__BRIEF__.
Each record below needs to be written out exactly as it appears.

BEGIN SOURCE INFORMATION

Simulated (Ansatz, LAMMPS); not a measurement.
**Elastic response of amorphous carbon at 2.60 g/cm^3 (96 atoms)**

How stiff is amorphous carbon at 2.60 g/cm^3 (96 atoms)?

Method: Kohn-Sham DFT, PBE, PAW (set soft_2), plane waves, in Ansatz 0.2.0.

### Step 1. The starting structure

END SOURCE INFORMATION

__WRITTEN REPLY__.
Simulated (Ansatz, LAMMPS); not a measurement.
**Elastic response of amorphous carbon at 2.60 g/cm^3 (96 atoms)**

How stiff is amorphous carbon at 2.60 g/cm^3 (96 atoms)?

Method: Kohn-Sham DFT, PBE, PAW (set soft_2), plane waves, in Ansatz 0.2.0.

### Step 1. The starting structure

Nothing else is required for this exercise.